___
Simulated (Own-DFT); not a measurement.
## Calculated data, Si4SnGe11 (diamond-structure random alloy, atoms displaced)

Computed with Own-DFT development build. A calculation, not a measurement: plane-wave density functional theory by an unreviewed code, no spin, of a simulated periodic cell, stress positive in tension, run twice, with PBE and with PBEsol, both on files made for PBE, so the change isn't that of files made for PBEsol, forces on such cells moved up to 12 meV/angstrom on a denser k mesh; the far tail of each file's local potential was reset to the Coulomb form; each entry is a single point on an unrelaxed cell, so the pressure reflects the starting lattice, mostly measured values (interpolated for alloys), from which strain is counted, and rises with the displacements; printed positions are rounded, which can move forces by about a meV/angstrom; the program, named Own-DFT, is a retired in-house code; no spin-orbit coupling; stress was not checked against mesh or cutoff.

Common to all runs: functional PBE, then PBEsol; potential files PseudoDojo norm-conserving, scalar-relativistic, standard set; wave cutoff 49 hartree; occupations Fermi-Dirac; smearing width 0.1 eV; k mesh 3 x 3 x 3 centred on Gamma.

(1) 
___

WORK ORDER:
Give back the listing exactly, please, from its first line to the line containing "Common to all", inclusive, and nothing past that line.

WRITTEN RESPONSE:
Simulated (Own-DFT); not a measurement.
## Calculated data, Si4SnGe11 (diamond-structure random alloy, atoms displaced)

Computed with Own-DFT development build. A calculation, not a measurement: plane-wave density functional theory by an unreviewed code, no spin, of a simulated periodic cell, stress positive in tension, run twice, with PBE and with PBEsol, both on files made for PBE, so the change isn't that of files made for PBEsol, forces on such cells moved up to 12 meV/angstrom on a denser k mesh; the far tail of each file's local potential was reset to the Coulomb form; each entry is a single point on an unrelaxed cell, so the pressure reflects the starting lattice, mostly measured values (interpolated for alloys), from which strain is counted, and rises with the displacements; printed positions are rounded, which can move forces by about a meV/angstrom; the program, named Own-DFT, is a retired in-house code; no spin-orbit coupling; stress was not checked against mesh or cutoff.

Common to all runs: functional PBE, then PBEsol; potential files PseudoDojo norm-conserving, scalar-relativistic, standard set; wave cutoff 49 hartree; occupations Fermi-Dirac; smearing width 0.1 eV; k mesh 3 x 3 x 3 centred on Gamma.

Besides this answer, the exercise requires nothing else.